__Action item__:
Here are some records. Print all of them exactly.

┌──
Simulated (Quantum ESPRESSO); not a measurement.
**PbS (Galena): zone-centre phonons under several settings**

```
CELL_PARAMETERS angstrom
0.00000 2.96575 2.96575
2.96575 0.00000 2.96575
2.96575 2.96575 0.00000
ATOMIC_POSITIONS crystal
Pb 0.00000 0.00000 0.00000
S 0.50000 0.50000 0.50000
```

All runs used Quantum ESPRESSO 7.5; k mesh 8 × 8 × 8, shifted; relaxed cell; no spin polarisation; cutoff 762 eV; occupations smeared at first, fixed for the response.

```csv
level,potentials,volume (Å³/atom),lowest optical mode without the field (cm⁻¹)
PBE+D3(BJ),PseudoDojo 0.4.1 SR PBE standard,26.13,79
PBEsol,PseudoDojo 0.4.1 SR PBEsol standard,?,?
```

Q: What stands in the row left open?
└──

__Solution__:
Simulated (Quantum ESPRESSO); not a measurement.
**PbS (Galena): zone-centre phonons under several settings**

```
CELL_PARAMETERS angstrom
0.00000 2.96575 2.96575
2.96575 0.00000 2.96575
2.96575 2.96575 0.00000
ATOMIC_POSITIONS crystal
Pb 0.00000 0.00000 0.00000
S 0.50000 0.50000 0.50000
```

All runs used Quantum ESPRESSO 7.5; k mesh 8 × 8 × 8, shifted; relaxed cell; no spin polarisation; cutoff 762 eV; occupations smeared at first, fixed for the response.

```csv
level,potentials,volume (Å³/atom),lowest optical mode without the field (cm⁻¹)
PBE+D3(BJ),PseudoDojo 0.4.1 SR PBE standard,26.13,79
PBEsol,PseudoDojo 0.4.1 SR PBEsol standard,?,?
```

Q: What stands in the row left open?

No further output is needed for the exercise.